WORK ORDER:
Extract the complete data exactly as given.

DATASET:
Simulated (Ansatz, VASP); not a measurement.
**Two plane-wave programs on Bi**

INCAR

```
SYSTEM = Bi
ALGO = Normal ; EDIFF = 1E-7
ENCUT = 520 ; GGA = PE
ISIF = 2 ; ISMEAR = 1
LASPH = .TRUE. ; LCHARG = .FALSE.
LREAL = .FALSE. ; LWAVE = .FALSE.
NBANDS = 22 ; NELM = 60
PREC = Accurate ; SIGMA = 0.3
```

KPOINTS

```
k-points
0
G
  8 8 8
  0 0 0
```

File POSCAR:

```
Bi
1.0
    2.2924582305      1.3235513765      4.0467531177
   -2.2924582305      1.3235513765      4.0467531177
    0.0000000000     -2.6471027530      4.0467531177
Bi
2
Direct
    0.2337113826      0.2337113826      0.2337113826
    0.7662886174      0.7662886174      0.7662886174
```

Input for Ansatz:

RESULT:
Simulated (Ansatz, VASP); not a measurement.
**Two plane-wave programs on Bi**

INCAR

```
SYSTEM = Bi
ALGO = Normal ; EDIFF = 1E-7
ENCUT = 520 ; GGA = PE
ISIF = 2 ; ISMEAR = 1
LASPH = .TRUE. ; LCHARG = .FALSE.
LREAL = .FALSE. ; LWAVE = .FALSE.
NBANDS = 22 ; NELM = 60
PREC = Accurate ; SIGMA = 0.3
```

KPOINTS

```
k-points
0
G
  8 8 8
  0 0 0
```

File POSCAR:

```
Bi
1.0
    2.2924582305      1.3235513765      4.0467531177
   -2.2924582305      1.3235513765      4.0467531177
    0.0000000000     -2.6471027530      4.0467531177
Bi
2
Direct
    0.2337113826      0.2337113826      0.2337113826
    0.7662886174      0.7662886174      0.7662886174
```

Input for Ansatz:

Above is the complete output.